○ ○ ○ ○ ○

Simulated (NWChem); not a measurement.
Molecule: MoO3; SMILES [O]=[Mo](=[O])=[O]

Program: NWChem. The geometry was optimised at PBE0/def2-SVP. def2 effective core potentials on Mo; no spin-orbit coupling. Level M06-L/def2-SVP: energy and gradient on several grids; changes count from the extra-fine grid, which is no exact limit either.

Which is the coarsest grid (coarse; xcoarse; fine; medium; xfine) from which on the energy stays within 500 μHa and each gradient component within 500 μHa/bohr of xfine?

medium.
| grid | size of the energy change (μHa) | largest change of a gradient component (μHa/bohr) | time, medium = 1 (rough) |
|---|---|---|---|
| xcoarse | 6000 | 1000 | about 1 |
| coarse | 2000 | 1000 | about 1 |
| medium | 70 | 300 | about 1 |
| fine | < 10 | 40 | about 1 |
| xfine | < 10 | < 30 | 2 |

○ ○ ○ ○ ○

# Requirement:
Return the material exactly. Leave out no line.

# Exercise solution:
Simulated (NWChem); not a measurement.
Molecule: MoO3; SMILES [O]=[Mo](=[O])=[O]

Program: NWChem. The geometry was optimised at PBE0/def2-SVP. def2 effective core potentials on Mo; no spin-orbit coupling. Level M06-L/def2-SVP: energy and gradient on several grids; changes count from the extra-fine grid, which is no exact limit either.

Which is the coarsest grid (coarse; xcoarse; fine; medium; xfine) from which on the energy stays within 500 μHa and each gradient component within 500 μHa/bohr of xfine?

medium.
| grid | size of the energy change (μHa) | largest change of a gradient component (μHa/bohr) | time, medium = 1 (rough) |
|---|---|---|---|
| xcoarse | 6000 | 1000 | about 1 |
| coarse | 2000 | 1000 | about 1 |
| medium | 70 | 300 | about 1 |
| fine | < 10 | 40 | about 1 |
| xfine | < 10 | < 30 | 2 |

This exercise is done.